_REQUIREMENT_
The expected answer holds every line from the first line of the data below through the line containing "Ansatz 0.2.0 |", exactly as written, and no other line.

_DATA LISTING_
————

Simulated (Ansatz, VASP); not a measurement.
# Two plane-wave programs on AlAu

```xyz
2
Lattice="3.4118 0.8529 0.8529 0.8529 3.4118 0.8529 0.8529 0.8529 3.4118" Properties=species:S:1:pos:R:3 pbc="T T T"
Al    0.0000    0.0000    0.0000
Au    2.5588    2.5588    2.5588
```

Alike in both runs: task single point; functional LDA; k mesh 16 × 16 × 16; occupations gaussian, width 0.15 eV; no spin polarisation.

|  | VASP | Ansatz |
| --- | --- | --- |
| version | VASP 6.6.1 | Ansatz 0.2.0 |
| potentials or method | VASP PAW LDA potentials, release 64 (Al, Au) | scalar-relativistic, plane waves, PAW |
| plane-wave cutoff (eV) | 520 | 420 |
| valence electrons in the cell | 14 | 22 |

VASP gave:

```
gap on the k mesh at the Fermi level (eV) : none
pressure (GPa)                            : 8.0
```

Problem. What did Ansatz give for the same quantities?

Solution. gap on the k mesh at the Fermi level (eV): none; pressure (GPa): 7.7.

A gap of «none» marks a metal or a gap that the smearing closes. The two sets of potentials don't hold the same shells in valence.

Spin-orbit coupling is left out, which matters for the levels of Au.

————

_TASK ANSWER_
Simulated (Ansatz, VASP); not a measurement.
# Two plane-wave programs on AlAu

```xyz
2
Lattice="3.4118 0.8529 0.8529 0.8529 3.4118 0.8529 0.8529 0.8529 3.4118" Properties=species:S:1:pos:R:3 pbc="T T T"
Al    0.0000    0.0000    0.0000
Au    2.5588    2.5588    2.5588
```

Alike in both runs: task single point; functional LDA; k mesh 16 × 16 × 16; occupations gaussian, width 0.15 eV; no spin polarisation.

|  | VASP | Ansatz |
| --- | --- | --- |
| version | VASP 6.6.1 | Ansatz 0.2.0 |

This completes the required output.